§ **ACTIVITY**: Write each line again exactly as it is, from the opening line of the records below through the one containing "atoms displaced) (calculated)", and add nothing.

^^^^

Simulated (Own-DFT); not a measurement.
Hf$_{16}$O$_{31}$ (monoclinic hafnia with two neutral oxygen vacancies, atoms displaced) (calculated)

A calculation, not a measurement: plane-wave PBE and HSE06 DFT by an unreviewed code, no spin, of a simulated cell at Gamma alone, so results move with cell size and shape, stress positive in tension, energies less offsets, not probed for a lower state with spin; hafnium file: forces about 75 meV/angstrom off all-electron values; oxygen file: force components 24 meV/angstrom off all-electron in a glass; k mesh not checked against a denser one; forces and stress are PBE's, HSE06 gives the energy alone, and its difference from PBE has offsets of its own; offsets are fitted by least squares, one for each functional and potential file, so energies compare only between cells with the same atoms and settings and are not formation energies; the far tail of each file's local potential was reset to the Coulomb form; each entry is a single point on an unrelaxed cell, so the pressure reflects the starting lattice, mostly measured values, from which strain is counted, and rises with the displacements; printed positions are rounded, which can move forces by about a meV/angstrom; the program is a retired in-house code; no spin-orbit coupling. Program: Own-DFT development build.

^^^^

§ **ANSWER BOX**:
Simulated (Own-DFT); not a measurement.
Hf$_{16}$O$_{31}$ (monoclinic hafnia with two neutral oxygen vacancies, atoms displaced) (calculated)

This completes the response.